## The data
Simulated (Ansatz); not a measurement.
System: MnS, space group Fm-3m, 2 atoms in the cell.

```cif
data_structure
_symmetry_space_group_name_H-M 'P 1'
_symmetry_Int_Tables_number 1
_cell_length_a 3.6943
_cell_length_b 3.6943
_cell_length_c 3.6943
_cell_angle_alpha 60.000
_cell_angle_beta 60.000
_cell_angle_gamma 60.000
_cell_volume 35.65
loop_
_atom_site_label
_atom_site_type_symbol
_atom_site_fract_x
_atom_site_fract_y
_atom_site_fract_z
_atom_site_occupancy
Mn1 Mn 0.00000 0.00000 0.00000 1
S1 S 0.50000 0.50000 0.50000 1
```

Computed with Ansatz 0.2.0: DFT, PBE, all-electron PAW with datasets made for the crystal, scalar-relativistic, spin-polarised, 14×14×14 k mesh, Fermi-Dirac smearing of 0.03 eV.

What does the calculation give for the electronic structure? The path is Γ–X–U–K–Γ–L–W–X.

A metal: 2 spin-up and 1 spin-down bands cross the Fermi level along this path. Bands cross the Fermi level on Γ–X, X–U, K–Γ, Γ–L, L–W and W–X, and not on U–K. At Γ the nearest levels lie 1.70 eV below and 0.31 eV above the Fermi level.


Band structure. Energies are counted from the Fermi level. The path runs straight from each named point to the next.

## Exercise
From the line holding "System: MnS, space" to the line holding "What does the", inclusive, restate each line above exactly as written.

## Written answer
System: MnS, space group Fm-3m, 2 atoms in the cell.

```cif
data_structure
_symmetry_space_group_name_H-M 'P 1'
_symmetry_Int_Tables_number 1
_cell_length_a 3.6943
_cell_length_b 3.6943
_cell_length_c 3.6943
_cell_angle_alpha 60.000
_cell_angle_beta 60.000
_cell_angle_gamma 60.000
_cell_volume 35.65
loop_
_atom_site_label
_atom_site_type_symbol
_atom_site_fract_x
_atom_site_fract_y
_atom_site_fract_z
_atom_site_occupancy
Mn1 Mn 0.00000 0.00000 0.00000 1
S1 S 0.50000 0.50000 0.50000 1
```

Computed with Ansatz 0.2.0: DFT, PBE, all-electron PAW with datasets made for the crystal, scalar-relativistic, spin-polarised, 14×14×14 k mesh, Fermi-Dirac smearing of 0.03 eV.

What does the calculation give for the electronic structure? The path is Γ–X–U–K–Γ–L–W–X.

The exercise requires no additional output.